-- Opening Marker --

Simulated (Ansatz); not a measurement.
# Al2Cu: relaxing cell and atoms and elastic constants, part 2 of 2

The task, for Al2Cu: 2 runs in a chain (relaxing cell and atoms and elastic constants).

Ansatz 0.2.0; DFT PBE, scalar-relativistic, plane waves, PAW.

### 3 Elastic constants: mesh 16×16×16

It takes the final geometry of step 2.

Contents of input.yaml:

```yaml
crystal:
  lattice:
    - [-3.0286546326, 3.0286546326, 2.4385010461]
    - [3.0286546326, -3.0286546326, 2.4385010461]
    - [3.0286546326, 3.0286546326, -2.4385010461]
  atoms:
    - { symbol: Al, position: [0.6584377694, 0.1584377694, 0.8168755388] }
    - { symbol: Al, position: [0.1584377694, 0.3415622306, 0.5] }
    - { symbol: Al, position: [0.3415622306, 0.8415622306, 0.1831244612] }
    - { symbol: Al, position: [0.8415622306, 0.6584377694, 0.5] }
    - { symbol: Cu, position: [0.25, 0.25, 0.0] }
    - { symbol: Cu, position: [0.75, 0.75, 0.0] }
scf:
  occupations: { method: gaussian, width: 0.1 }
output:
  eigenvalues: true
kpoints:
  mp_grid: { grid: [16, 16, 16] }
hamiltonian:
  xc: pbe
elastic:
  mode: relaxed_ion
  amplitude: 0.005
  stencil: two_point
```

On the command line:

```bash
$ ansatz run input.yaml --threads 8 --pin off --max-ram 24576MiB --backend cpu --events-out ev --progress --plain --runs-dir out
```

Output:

-- Closing Marker --

ACTION ITEM →
What you return should be the lines from the start of the data through the line with "### 3 Elastic constants: mesh 16×16×16", quoted exactly and nothing more.

TASK OUTPUT →
Simulated (Ansatz); not a measurement.
# Al2Cu: relaxing cell and atoms and elastic constants, part 2 of 2

The task, for Al2Cu: 2 runs in a chain (relaxing cell and atoms and elastic constants).

Ansatz 0.2.0; DFT PBE, scalar-relativistic, plane waves, PAW.

### 3 Elastic constants: mesh 16×16×16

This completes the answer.